─── Exercise data

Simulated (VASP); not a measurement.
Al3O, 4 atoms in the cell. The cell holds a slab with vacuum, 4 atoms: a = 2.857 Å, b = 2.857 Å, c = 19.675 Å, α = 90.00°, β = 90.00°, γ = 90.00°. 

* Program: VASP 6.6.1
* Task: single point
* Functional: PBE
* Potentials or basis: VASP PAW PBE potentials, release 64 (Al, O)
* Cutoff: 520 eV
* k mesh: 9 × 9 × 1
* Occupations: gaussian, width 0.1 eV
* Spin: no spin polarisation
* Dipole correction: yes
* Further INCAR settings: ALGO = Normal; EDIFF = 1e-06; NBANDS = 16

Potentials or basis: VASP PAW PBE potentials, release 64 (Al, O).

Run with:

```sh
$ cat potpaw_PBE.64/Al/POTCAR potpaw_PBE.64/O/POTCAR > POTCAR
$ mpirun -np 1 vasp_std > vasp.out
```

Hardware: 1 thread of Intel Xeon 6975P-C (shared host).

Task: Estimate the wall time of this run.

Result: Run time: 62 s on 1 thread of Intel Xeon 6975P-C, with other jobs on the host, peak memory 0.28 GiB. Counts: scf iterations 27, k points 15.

──────

▶ [Assignment]
Return exactly the lines that run from the top of the listing above to the line containing "Task: Estimate the wall time of this run.", please, keeping both end lines and leaving out everything else.

▶ [Written reply]
Simulated (VASP); not a measurement.
Al3O, 4 atoms in the cell. The cell holds a slab with vacuum, 4 atoms: a = 2.857 Å, b = 2.857 Å, c = 19.675 Å, α = 90.00°, β = 90.00°, γ = 90.00°. 

* Program: VASP 6.6.1
* Task: single point
* Functional: PBE
* Potentials or basis: VASP PAW PBE potentials, release 64 (Al, O)
* Cutoff: 520 eV
* k mesh: 9 × 9 × 1
* Occupations: gaussian, width 0.1 eV
* Spin: no spin polarisation
* Dipole correction: yes
* Further INCAR settings: ALGO = Normal; EDIFF = 1e-06; NBANDS = 16

Potentials or basis: VASP PAW PBE potentials, release 64 (Al, O).

Run with:

```sh
$ cat potpaw_PBE.64/Al/POTCAR potpaw_PBE.64/O/POTCAR > POTCAR
$ mpirun -np 1 vasp_std > vasp.out
```

Hardware: 1 thread of Intel Xeon 6975P-C (shared host).

Task: Estimate the wall time of this run.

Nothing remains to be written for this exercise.